### Work item:
Could you print each line of the material below exactly?

━━━━━━━━━━━━━━━━━━━━━━━━━━━━━━
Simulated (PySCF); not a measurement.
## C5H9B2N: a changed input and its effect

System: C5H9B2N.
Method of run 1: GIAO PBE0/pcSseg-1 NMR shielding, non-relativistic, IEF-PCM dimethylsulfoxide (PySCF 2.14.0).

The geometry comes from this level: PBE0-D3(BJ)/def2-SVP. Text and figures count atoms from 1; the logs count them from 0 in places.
━━━━━━━━━━━━━━━━━━━━━━━━━━━━━━

### Answer section:
Simulated (PySCF); not a measurement.
## C5H9B2N: a changed input and its effect

System: C5H9B2N.
Method of run 1: GIAO PBE0/pcSseg-1 NMR shielding, non-relativistic, IEF-PCM dimethylsulfoxide (PySCF 2.14.0).

The geometry comes from this level: PBE0-D3(BJ)/def2-SVP. Text and figures count atoms from 1; the logs count them from 0 in places.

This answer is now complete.